Data supplied
╔══

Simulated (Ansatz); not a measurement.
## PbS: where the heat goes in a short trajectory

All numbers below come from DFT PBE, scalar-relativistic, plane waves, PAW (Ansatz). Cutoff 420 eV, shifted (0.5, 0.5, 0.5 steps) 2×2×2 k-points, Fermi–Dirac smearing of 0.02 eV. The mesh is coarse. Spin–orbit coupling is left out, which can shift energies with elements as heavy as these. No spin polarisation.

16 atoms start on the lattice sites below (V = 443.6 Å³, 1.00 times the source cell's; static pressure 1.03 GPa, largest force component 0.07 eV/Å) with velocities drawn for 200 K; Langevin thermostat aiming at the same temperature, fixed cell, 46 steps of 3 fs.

╚══

Work instruction
Only the lines from the first line of the records through the line with "All numbers below" should be reproduced, exactly and with nothing added.

Exercise output
Simulated (Ansatz); not a measurement.
## PbS: where the heat goes in a short trajectory

All numbers below come from DFT PBE, scalar-relativistic, plane waves, PAW (Ansatz). Cutoff 420 eV, shifted (0.5, 0.5, 0.5 steps) 2×2×2 k-points, Fermi–Dirac smearing of 0.02 eV. The mesh is coarse. Spin–orbit coupling is left out, which can shift energies with elements as heavy as these. No spin polarisation.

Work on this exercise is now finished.